**** Dataset excerpts

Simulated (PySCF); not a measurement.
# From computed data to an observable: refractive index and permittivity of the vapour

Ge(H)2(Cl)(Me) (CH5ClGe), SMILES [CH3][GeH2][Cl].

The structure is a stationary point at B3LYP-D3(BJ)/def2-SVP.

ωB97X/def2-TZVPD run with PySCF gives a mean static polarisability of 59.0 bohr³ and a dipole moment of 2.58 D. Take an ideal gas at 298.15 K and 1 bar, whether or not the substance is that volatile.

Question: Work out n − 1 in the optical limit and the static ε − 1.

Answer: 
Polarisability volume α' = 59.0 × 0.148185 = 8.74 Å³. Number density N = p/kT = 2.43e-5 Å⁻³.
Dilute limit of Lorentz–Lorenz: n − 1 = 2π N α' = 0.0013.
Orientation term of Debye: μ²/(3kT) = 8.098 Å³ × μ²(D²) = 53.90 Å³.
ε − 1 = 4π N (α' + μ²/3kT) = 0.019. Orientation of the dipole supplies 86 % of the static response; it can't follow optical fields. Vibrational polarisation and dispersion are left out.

********

> **Exercise**:
Could you return exactly the stretch of the data above that starts at the line with "# From computed" and ends at the line with "Orientation term of", both lines included?

> **Problem solution**:
# From computed data to an observable: refractive index and permittivity of the vapour

Ge(H)2(Cl)(Me) (CH5ClGe), SMILES [CH3][GeH2][Cl].

The structure is a stationary point at B3LYP-D3(BJ)/def2-SVP.

ωB97X/def2-TZVPD run with PySCF gives a mean static polarisability of 59.0 bohr³ and a dipole moment of 2.58 D. Take an ideal gas at 298.15 K and 1 bar, whether or not the substance is that volatile.

Question: Work out n − 1 in the optical limit and the static ε − 1.

Answer: 
Polarisability volume α' = 59.0 × 0.148185 = 8.74 Å³. Number density N = p/kT = 2.43e-5 Å⁻³.
Dilute limit of Lorentz–Lorenz: n − 1 = 2π N α' = 0.0013.
Orientation term of Debye: μ²/(3kT) = 8.098 Å³ × μ²(D²) = 53.90 Å³.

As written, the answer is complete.